++++ LISTED RECORDS

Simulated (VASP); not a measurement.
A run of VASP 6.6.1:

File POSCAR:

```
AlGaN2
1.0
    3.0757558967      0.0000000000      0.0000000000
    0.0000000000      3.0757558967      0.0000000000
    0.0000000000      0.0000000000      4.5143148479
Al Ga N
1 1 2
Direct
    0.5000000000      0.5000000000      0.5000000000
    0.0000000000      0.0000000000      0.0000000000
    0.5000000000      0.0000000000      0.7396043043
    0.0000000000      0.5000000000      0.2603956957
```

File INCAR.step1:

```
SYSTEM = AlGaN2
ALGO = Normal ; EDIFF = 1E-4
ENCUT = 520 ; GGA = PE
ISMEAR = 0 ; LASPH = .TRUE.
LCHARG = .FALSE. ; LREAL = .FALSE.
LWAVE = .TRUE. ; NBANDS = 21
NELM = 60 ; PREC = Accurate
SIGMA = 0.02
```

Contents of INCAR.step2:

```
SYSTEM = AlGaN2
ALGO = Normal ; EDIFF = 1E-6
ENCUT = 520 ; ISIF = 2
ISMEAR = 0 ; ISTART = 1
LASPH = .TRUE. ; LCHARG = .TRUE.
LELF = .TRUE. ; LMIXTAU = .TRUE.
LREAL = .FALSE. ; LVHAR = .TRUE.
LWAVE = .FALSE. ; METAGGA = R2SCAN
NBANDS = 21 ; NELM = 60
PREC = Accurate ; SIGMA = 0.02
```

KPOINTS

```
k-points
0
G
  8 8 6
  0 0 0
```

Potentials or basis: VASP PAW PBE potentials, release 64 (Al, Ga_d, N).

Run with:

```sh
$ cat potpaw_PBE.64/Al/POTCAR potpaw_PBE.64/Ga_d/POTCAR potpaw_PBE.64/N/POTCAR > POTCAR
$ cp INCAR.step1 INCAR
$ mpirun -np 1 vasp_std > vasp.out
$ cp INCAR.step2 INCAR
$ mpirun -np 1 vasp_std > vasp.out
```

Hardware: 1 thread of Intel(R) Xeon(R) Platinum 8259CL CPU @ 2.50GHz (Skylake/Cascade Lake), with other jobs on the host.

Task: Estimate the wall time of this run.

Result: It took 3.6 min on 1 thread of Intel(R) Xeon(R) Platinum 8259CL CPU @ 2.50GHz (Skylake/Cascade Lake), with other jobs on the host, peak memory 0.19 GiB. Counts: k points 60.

++++++++

- **WORK INSTRUCTION**: When you repeat the lines, start with the first line of the material and end with the line that contains "Task: Estimate the wall time of this run.", keeping both and reproducing each exactly, with nothing added.

- **TASK OUTPUT**:
Simulated (VASP); not a measurement.
A run of VASP 6.6.1:

File POSCAR:

```
AlGaN2
1.0
    3.0757558967      0.0000000000      0.0000000000
    0.0000000000      3.0757558967      0.0000000000
    0.0000000000      0.0000000000      4.5143148479
Al Ga N
1 1 2
Direct
    0.5000000000      0.5000000000      0.5000000000
    0.0000000000      0.0000000000      0.0000000000
    0.5000000000      0.0000000000      0.7396043043
    0.0000000000      0.5000000000      0.2603956957
```

File INCAR.step1:

```
SYSTEM = AlGaN2
ALGO = Normal ; EDIFF = 1E-4
ENCUT = 520 ; GGA = PE
ISMEAR = 0 ; LASPH = .TRUE.
LCHARG = .FALSE. ; LREAL = .FALSE.
LWAVE = .TRUE. ; NBANDS = 21
NELM = 60 ; PREC = Accurate
SIGMA = 0.02
```

Contents of INCAR.step2:

```
SYSTEM = AlGaN2
ALGO = Normal ; EDIFF = 1E-6
ENCUT = 520 ; ISIF = 2
ISMEAR = 0 ; ISTART = 1
LASPH = .TRUE. ; LCHARG = .TRUE.
LELF = .TRUE. ; LMIXTAU = .TRUE.
LREAL = .FALSE. ; LVHAR = .TRUE.
LWAVE = .FALSE. ; METAGGA = R2SCAN
NBANDS = 21 ; NELM = 60
PREC = Accurate ; SIGMA = 0.02
```

KPOINTS

```
k-points
0
G
  8 8 6
  0 0 0
```

Potentials or basis: VASP PAW PBE potentials, release 64 (Al, Ga_d, N).

Run with:

```sh
$ cat potpaw_PBE.64/Al/POTCAR potpaw_PBE.64/Ga_d/POTCAR potpaw_PBE.64/N/POTCAR > POTCAR
$ cp INCAR.step1 INCAR
$ mpirun -np 1 vasp_std > vasp.out
$ cp INCAR.step2 INCAR
$ mpirun -np 1 vasp_std > vasp.out
```

Hardware: 1 thread of Intel(R) Xeon(R) Platinum 8259CL CPU @ 2.50GHz (Skylake/Cascade Lake), with other jobs on the host.

Task: Estimate the wall time of this run.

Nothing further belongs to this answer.